====== DATA ======
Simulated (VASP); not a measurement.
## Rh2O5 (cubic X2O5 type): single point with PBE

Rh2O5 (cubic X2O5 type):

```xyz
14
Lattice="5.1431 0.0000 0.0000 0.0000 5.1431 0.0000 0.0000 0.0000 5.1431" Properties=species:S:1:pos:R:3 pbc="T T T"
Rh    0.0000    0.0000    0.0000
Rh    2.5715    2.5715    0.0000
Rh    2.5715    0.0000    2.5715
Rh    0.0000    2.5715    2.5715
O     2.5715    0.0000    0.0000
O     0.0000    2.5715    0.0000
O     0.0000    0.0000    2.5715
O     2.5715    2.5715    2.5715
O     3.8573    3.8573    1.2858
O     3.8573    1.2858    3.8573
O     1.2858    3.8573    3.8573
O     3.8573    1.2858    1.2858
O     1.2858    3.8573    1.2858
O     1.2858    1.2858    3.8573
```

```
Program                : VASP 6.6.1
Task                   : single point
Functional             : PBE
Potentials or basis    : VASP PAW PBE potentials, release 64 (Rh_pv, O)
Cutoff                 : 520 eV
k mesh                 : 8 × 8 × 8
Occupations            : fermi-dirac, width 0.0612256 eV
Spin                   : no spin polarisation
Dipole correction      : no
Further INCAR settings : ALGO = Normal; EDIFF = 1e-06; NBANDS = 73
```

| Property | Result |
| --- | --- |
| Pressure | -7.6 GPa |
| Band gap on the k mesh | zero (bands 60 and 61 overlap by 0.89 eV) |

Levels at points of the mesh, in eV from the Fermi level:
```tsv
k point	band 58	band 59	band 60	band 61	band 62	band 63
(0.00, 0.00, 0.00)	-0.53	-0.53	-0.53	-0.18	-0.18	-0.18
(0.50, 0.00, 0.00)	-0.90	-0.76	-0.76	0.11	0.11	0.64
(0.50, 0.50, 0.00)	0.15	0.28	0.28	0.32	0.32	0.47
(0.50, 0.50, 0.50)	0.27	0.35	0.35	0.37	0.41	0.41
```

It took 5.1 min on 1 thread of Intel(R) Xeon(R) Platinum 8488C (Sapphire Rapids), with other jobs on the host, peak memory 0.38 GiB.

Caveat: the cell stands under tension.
======

REQUIRED ACTION:
The lines needed are the ones from the first line of the entries through the line that contains "It took 5.1", given again without any change.

WRITTEN ANSWER:
Simulated (VASP); not a measurement.
## Rh2O5 (cubic X2O5 type): single point with PBE

Rh2O5 (cubic X2O5 type):

```xyz
14
Lattice="5.1431 0.0000 0.0000 0.0000 5.1431 0.0000 0.0000 0.0000 5.1431" Properties=species:S:1:pos:R:3 pbc="T T T"
Rh    0.0000    0.0000    0.0000
Rh    2.5715    2.5715    0.0000
Rh    2.5715    0.0000    2.5715
Rh    0.0000    2.5715    2.5715
O     2.5715    0.0000    0.0000
O     0.0000    2.5715    0.0000
O     0.0000    0.0000    2.5715
O     2.5715    2.5715    2.5715
O     3.8573    3.8573    1.2858
O     3.8573    1.2858    3.8573
O     1.2858    3.8573    3.8573
O     3.8573    1.2858    1.2858
O     1.2858    3.8573    1.2858
O     1.2858    1.2858    3.8573
```

```
Program                : VASP 6.6.1
Task                   : single point
Functional             : PBE
Potentials or basis    : VASP PAW PBE potentials, release 64 (Rh_pv, O)
Cutoff                 : 520 eV
k mesh                 : 8 × 8 × 8
Occupations            : fermi-dirac, width 0.0612256 eV
Spin                   : no spin polarisation
Dipole correction      : no
Further INCAR settings : ALGO = Normal; EDIFF = 1e-06; NBANDS = 73
```

| Property | Result |
| --- | --- |
| Pressure | -7.6 GPa |
| Band gap on the k mesh | zero (bands 60 and 61 overlap by 0.89 eV) |

Levels at points of the mesh, in eV from the Fermi level:
```tsv
k point	band 58	band 59	band 60	band 61	band 62	band 63
(0.00, 0.00, 0.00)	-0.53	-0.53	-0.53	-0.18	-0.18	-0.18
(0.50, 0.00, 0.00)	-0.90	-0.76	-0.76	0.11	0.11	0.64
(0.50, 0.50, 0.00)	0.15	0.28	0.28	0.32	0.32	0.47
(0.50, 0.50, 0.50)	0.27	0.35	0.35	0.37	0.41	0.41
```

It took 5.1 min on 1 thread of Intel(R) Xeon(R) Platinum 8488C (Sapphire Rapids), with other jobs on the host, peak memory 0.38 GiB.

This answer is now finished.